————
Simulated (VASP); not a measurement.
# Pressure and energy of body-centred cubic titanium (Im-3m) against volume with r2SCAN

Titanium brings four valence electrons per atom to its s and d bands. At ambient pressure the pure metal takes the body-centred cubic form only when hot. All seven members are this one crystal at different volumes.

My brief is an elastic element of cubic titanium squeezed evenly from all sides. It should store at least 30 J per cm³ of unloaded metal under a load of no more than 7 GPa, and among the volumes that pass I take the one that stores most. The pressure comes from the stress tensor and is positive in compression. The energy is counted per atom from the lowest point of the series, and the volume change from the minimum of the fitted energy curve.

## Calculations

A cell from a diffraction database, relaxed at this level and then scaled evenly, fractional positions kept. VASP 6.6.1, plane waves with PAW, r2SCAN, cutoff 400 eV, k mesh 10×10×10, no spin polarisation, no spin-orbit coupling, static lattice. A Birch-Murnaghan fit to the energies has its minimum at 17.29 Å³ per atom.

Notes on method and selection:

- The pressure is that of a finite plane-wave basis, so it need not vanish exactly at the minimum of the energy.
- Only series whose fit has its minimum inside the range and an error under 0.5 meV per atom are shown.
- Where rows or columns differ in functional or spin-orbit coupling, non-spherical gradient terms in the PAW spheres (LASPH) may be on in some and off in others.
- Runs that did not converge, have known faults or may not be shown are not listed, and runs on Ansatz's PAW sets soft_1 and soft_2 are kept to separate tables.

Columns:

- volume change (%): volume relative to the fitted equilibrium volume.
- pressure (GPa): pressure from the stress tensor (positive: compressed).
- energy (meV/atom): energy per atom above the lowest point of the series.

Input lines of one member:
————

▶ REQUIRED ACTION: Copy the lines above exactly. Start with the line containing "- Where rows", end with the line containing "- volume change", and include both.

▶ RESPONSE BOX:
- Where rows or columns differ in functional or spin-orbit coupling, non-spherical gradient terms in the PAW spheres (LASPH) may be on in some and off in others.
- Runs that did not converge, have known faults or may not be shown are not listed, and runs on Ansatz's PAW sets soft_1 and soft_2 are kept to separate tables.

Columns:

- volume change (%): volume relative to the fitted equilibrium volume.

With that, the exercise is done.